The line that contains "160 | 0.002 |" marks the end: retype the data below exactly from its first line through that line.

**DATA PROVIDED:**
== Segment start ==
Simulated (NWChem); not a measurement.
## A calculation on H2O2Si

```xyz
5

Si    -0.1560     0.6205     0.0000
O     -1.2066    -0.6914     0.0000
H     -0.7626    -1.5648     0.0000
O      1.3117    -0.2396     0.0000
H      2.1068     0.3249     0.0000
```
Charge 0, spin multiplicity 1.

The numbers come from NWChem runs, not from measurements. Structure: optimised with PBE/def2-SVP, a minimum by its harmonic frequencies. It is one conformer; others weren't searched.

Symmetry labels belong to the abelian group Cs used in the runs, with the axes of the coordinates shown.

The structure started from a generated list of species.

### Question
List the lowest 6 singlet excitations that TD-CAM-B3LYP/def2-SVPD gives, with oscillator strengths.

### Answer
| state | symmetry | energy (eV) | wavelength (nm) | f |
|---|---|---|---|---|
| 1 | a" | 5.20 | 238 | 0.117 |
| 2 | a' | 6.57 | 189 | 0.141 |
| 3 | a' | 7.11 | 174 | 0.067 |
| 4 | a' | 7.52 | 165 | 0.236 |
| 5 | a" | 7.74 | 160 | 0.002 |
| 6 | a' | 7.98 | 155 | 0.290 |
== Segment end ==

**WRITTEN ANSWER:**
Simulated (NWChem); not a measurement.
## A calculation on H2O2Si

```xyz
5

Si    -0.1560     0.6205     0.0000
O     -1.2066    -0.6914     0.0000
H     -0.7626    -1.5648     0.0000
O      1.3117    -0.2396     0.0000
H      2.1068     0.3249     0.0000
```
Charge 0, spin multiplicity 1.

The numbers come from NWChem runs, not from measurements. Structure: optimised with PBE/def2-SVP, a minimum by its harmonic frequencies. It is one conformer; others weren't searched.

Symmetry labels belong to the abelian group Cs used in the runs, with the axes of the coordinates shown.

The structure started from a generated list of species.

### Question
List the lowest 6 singlet excitations that TD-CAM-B3LYP/def2-SVPD gives, with oscillator strengths.

### Answer
| state | symmetry | energy (eV) | wavelength (nm) | f |
|---|---|---|---|---|
| 1 | a" | 5.20 | 238 | 0.117 |
| 2 | a' | 6.57 | 189 | 0.141 |
| 3 | a' | 7.11 | 174 | 0.067 |
| 4 | a' | 7.52 | 165 | 0.236 |
| 5 | a" | 7.74 | 160 | 0.002 |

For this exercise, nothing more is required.